===== Extracted entries =====

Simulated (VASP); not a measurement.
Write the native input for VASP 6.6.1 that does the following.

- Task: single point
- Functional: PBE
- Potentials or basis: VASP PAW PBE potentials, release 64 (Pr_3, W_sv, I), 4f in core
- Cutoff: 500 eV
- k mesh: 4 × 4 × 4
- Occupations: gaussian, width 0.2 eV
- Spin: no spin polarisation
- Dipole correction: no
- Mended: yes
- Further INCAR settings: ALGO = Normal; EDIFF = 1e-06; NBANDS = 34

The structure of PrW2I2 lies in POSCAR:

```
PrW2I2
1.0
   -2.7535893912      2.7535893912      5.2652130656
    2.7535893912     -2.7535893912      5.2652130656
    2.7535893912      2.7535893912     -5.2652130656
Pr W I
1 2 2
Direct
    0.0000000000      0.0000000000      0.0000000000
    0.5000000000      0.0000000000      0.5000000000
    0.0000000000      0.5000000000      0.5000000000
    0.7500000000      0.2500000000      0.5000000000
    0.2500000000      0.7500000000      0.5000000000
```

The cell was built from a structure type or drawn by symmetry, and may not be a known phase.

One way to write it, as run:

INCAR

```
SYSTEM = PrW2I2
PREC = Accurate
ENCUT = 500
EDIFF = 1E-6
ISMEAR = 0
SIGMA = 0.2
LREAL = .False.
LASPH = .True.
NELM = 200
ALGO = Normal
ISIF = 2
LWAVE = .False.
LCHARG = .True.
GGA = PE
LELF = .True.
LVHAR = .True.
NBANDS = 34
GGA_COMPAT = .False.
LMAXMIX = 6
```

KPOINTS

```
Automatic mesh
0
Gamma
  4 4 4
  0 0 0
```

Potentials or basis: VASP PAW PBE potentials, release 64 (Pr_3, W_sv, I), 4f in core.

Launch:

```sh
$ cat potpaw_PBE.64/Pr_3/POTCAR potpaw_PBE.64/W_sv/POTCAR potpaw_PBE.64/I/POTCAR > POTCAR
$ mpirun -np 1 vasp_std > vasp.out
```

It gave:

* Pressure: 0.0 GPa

=====

-- Work task --
From the records above, copy out the line with "Write the native", the line with "- Mended: yes", and every line between them, word for word.

-- Task response --
Write the native input for VASP 6.6.1 that does the following.

- Task: single point
- Functional: PBE
- Potentials or basis: VASP PAW PBE potentials, release 64 (Pr_3, W_sv, I), 4f in core
- Cutoff: 500 eV
- k mesh: 4 × 4 × 4
- Occupations: gaussian, width 0.2 eV
- Spin: no spin polarisation
- Dipole correction: no
- Mended: yes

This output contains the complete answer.